REQUIREMENT: Please repeat the records below exactly, from the first line through the line containing "Problem. Estimate the", and nothing more.

INFORMATION SHOWN:
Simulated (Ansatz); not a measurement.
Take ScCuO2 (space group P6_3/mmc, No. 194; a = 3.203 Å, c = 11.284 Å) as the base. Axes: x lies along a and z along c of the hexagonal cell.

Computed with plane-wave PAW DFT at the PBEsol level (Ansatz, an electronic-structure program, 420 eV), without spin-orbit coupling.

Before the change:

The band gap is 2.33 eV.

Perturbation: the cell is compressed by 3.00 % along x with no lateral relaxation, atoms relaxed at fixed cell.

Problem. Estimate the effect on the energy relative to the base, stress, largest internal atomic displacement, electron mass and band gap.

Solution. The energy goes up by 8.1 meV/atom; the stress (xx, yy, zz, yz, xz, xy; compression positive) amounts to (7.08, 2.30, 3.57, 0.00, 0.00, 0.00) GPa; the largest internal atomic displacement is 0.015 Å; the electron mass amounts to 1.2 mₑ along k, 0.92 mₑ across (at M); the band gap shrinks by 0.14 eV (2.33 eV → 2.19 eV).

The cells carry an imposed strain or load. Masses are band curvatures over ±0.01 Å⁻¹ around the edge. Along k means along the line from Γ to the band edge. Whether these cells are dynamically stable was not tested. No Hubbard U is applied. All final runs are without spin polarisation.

YOUR RESPONSE:
Simulated (Ansatz); not a measurement.
Take ScCuO2 (space group P6_3/mmc, No. 194; a = 3.203 Å, c = 11.284 Å) as the base. Axes: x lies along a and z along c of the hexagonal cell.

Computed with plane-wave PAW DFT at the PBEsol level (Ansatz, an electronic-structure program, 420 eV), without spin-orbit coupling.

Before the change:

The band gap is 2.33 eV.

Perturbation: the cell is compressed by 3.00 % along x with no lateral relaxation, atoms relaxed at fixed cell.

Problem. Estimate the effect on the energy relative to the base, stress, largest internal atomic displacement, electron mass and band gap.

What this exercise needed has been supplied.